==== Given data
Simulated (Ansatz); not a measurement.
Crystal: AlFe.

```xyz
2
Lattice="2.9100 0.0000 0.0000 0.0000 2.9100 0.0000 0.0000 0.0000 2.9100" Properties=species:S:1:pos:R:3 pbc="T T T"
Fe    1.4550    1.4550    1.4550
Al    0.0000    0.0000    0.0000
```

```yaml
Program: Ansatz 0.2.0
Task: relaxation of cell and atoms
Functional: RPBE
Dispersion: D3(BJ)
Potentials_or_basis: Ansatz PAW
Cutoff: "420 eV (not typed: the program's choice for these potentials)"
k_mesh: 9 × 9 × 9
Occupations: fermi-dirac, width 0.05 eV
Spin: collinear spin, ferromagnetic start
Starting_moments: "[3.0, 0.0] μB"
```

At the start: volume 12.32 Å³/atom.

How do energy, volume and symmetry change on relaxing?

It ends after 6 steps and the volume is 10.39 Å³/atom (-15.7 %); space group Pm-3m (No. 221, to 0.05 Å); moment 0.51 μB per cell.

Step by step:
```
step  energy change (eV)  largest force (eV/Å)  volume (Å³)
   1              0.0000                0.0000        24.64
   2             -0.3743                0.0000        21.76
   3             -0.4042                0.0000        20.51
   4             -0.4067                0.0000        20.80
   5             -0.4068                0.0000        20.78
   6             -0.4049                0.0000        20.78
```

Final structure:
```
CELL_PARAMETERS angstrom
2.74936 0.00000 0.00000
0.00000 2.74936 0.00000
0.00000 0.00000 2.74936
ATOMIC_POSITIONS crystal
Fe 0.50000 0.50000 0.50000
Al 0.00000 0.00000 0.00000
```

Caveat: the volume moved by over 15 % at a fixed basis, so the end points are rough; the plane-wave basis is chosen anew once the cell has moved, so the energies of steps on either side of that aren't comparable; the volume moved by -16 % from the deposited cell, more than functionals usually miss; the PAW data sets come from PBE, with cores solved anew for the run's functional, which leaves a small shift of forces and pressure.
========

_Activity_
Set down exactly the lines from the opening line of the material through the line in which "How do energy, volume" occurs, both included, and no other lines.

_Problem solution_
Simulated (Ansatz); not a measurement.
Crystal: AlFe.

```xyz
2
Lattice="2.9100 0.0000 0.0000 0.0000 2.9100 0.0000 0.0000 0.0000 2.9100" Properties=species:S:1:pos:R:3 pbc="T T T"
Fe    1.4550    1.4550    1.4550
Al    0.0000    0.0000    0.0000
```

```yaml
Program: Ansatz 0.2.0
Task: relaxation of cell and atoms
Functional: RPBE
Dispersion: D3(BJ)
Potentials_or_basis: Ansatz PAW
Cutoff: "420 eV (not typed: the program's choice for these potentials)"
k_mesh: 9 × 9 × 9
Occupations: fermi-dirac, width 0.05 eV
Spin: collinear spin, ferromagnetic start
Starting_moments: "[3.0, 0.0] μB"
```

At the start: volume 12.32 Å³/atom.

How do energy, volume and symmetry change on relaxing?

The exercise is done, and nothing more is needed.